======
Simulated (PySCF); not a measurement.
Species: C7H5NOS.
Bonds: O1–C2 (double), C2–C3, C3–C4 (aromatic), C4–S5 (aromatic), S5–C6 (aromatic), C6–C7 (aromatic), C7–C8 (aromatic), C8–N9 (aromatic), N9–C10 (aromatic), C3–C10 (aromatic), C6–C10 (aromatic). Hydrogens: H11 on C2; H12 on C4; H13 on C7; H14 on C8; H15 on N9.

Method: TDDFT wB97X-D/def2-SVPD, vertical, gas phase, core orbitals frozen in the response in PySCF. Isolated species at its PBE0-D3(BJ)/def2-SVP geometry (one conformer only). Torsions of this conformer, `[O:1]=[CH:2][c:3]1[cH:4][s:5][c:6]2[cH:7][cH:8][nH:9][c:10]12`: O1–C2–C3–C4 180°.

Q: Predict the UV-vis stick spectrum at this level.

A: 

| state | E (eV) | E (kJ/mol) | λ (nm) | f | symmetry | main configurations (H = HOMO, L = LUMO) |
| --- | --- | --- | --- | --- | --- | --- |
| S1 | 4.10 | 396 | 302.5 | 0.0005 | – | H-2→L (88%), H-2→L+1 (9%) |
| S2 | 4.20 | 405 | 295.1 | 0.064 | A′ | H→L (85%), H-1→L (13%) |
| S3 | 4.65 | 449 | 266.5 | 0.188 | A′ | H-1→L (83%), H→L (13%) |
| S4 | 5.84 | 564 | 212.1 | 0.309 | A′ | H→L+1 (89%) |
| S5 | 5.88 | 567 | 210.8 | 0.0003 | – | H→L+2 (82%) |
======

→ BRIEF: Would you write out all of the data exactly as given?

→ WRITTEN REPLY:
Simulated (PySCF); not a measurement.
Species: C7H5NOS.
Bonds: O1–C2 (double), C2–C3, C3–C4 (aromatic), C4–S5 (aromatic), S5–C6 (aromatic), C6–C7 (aromatic), C7–C8 (aromatic), C8–N9 (aromatic), N9–C10 (aromatic), C3–C10 (aromatic), C6–C10 (aromatic). Hydrogens: H11 on C2; H12 on C4; H13 on C7; H14 on C8; H15 on N9.

Method: TDDFT wB97X-D/def2-SVPD, vertical, gas phase, core orbitals frozen in the response in PySCF. Isolated species at its PBE0-D3(BJ)/def2-SVP geometry (one conformer only). Torsions of this conformer, `[O:1]=[CH:2][c:3]1[cH:4][s:5][c:6]2[cH:7][cH:8][nH:9][c:10]12`: O1–C2–C3–C4 180°.

Q: Predict the UV-vis stick spectrum at this level.

A: 

| state | E (eV) | E (kJ/mol) | λ (nm) | f | symmetry | main configurations (H = HOMO, L = LUMO) |
| --- | --- | --- | --- | --- | --- | --- |
| S1 | 4.10 | 396 | 302.5 | 0.0005 | – | H-2→L (88%), H-2→L+1 (9%) |
| S2 | 4.20 | 405 | 295.1 | 0.064 | A′ | H→L (85%), H-1→L (13%) |
| S3 | 4.65 | 449 | 266.5 | 0.188 | A′ | H-1→L (83%), H→L (13%) |
| S4 | 5.84 | 564 | 212.1 | 0.309 | A′ | H→L+1 (89%) |
| S5 | 5.88 | 567 | 210.8 | 0.0003 | – | H→L+2 (82%) |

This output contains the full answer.